● Information shown:
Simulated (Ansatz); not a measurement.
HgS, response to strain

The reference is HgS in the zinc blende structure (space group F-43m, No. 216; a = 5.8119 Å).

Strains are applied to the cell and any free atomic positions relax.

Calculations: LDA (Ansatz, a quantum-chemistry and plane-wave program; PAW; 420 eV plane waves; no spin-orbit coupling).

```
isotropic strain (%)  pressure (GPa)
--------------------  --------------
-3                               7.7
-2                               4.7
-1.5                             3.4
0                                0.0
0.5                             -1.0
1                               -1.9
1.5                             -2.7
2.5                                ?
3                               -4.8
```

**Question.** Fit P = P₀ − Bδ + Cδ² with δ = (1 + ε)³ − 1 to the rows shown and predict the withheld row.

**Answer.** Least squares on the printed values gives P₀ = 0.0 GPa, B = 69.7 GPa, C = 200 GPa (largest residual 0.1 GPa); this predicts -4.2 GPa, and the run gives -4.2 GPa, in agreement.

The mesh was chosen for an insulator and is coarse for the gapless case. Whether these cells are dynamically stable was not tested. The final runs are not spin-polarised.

● Work instruction: Using the data above, reproduce exactly the lines from the line that contains "Strains are applied" through the line that contains "GPa, in agreement.", including both.

● Worked solution:
Strains are applied to the cell and any free atomic positions relax.

Calculations: LDA (Ansatz, a quantum-chemistry and plane-wave program; PAW; 420 eV plane waves; no spin-orbit coupling).

```
isotropic strain (%)  pressure (GPa)
--------------------  --------------
-3                               7.7
-2                               4.7
-1.5                             3.4
0                                0.0
0.5                             -1.0
1                               -1.9
1.5                             -2.7
2.5                                ?
3                               -4.8
```

**Question.** Fit P = P₀ − Bδ + Cδ² with δ = (1 + ε)³ − 1 to the rows shown and predict the withheld row.

**Answer.** Least squares on the printed values gives P₀ = 0.0 GPa, B = 69.7 GPa, C = 200 GPa (largest residual 0.1 GPa); this predicts -4.2 GPa, and the run gives -4.2 GPa, in agreement.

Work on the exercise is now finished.